Entries shown:
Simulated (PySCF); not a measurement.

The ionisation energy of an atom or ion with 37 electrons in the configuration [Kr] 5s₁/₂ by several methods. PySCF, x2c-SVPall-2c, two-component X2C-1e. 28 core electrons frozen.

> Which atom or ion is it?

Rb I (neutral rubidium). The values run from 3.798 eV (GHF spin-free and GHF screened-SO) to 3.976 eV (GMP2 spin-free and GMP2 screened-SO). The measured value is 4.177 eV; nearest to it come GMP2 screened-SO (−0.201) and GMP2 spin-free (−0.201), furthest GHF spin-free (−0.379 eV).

Action item: Word for word, repeat each entry shown above.

Task output:
Simulated (PySCF); not a measurement.

The ionisation energy of an atom or ion with 37 electrons in the configuration [Kr] 5s₁/₂ by several methods. PySCF, x2c-SVPall-2c, two-component X2C-1e. 28 core electrons frozen.

> Which atom or ion is it?

Rb I (neutral rubidium). The values run from 3.798 eV (GHF spin-free and GHF screened-SO) to 3.976 eV (GMP2 spin-free and GMP2 screened-SO). The measured value is 4.177 eV; nearest to it come GMP2 screened-SO (−0.201) and GMP2 spin-free (−0.201), furthest GHF spin-free (−0.379 eV).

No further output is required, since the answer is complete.